::: RECORD EXCERPTS :::
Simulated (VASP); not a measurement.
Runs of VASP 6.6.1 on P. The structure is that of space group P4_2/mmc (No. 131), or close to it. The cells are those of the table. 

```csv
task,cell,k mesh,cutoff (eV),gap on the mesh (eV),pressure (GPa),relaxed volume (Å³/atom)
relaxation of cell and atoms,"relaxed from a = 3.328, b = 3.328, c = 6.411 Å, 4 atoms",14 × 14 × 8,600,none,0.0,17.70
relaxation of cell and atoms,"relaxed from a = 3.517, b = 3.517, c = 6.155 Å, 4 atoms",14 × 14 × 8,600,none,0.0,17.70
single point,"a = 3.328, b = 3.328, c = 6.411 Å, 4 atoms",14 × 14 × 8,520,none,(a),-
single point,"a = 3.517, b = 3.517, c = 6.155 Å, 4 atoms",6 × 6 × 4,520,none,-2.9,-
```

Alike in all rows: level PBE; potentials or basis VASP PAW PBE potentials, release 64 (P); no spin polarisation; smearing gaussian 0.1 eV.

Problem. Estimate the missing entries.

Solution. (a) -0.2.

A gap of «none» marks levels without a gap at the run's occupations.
:::

● **ASSIGNED TASK**
Return, word for word, every line from the top of the entries down to the line that holds "Solution. (a) -0.2.", both included.

● **ANSWER AREA**
Simulated (VASP); not a measurement.
Runs of VASP 6.6.1 on P. The structure is that of space group P4_2/mmc (No. 131), or close to it. The cells are those of the table. 

```csv
task,cell,k mesh,cutoff (eV),gap on the mesh (eV),pressure (GPa),relaxed volume (Å³/atom)
relaxation of cell and atoms,"relaxed from a = 3.328, b = 3.328, c = 6.411 Å, 4 atoms",14 × 14 × 8,600,none,0.0,17.70
relaxation of cell and atoms,"relaxed from a = 3.517, b = 3.517, c = 6.155 Å, 4 atoms",14 × 14 × 8,600,none,0.0,17.70
single point,"a = 3.328, b = 3.328, c = 6.411 Å, 4 atoms",14 × 14 × 8,520,none,(a),-
single point,"a = 3.517, b = 3.517, c = 6.155 Å, 4 atoms",6 × 6 × 4,520,none,-2.9,-
```

Alike in all rows: level PBE; potentials or basis VASP PAW PBE potentials, release 64 (P); no spin polarisation; smearing gaussian 0.1 eV.

Problem. Estimate the missing entries.

Solution. (a) -0.2.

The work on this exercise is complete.